ACTIVITY —
The records sit below this line. Repeat all of them exactly.

====== DATASET CONTENT ======

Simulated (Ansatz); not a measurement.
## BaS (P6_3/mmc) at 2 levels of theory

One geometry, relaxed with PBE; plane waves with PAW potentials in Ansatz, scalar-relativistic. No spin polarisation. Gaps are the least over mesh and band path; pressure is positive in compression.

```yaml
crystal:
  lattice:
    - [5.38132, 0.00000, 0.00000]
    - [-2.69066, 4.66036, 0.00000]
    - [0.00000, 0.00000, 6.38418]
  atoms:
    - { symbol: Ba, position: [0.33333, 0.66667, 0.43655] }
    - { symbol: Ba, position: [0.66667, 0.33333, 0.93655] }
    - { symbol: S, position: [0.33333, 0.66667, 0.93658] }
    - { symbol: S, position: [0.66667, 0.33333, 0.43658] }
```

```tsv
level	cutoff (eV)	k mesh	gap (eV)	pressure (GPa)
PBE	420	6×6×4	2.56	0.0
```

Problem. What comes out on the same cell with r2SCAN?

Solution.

======

ANSWER AREA —
Simulated (Ansatz); not a measurement.
## BaS (P6_3/mmc) at 2 levels of theory

One geometry, relaxed with PBE; plane waves with PAW potentials in Ansatz, scalar-relativistic. No spin polarisation. Gaps are the least over mesh and band path; pressure is positive in compression.

```yaml
crystal:
  lattice:
    - [5.38132, 0.00000, 0.00000]
    - [-2.69066, 4.66036, 0.00000]
    - [0.00000, 0.00000, 6.38418]
  atoms:
    - { symbol: Ba, position: [0.33333, 0.66667, 0.43655] }
    - { symbol: Ba, position: [0.66667, 0.33333, 0.93655] }
    - { symbol: S, position: [0.33333, 0.66667, 0.93658] }
    - { symbol: S, position: [0.66667, 0.33333, 0.43658] }
```

```tsv
level	cutoff (eV)	k mesh	gap (eV)	pressure (GPa)
PBE	420	6×6×4	2.56	0.0
```

Problem. What comes out on the same cell with r2SCAN?

Solution.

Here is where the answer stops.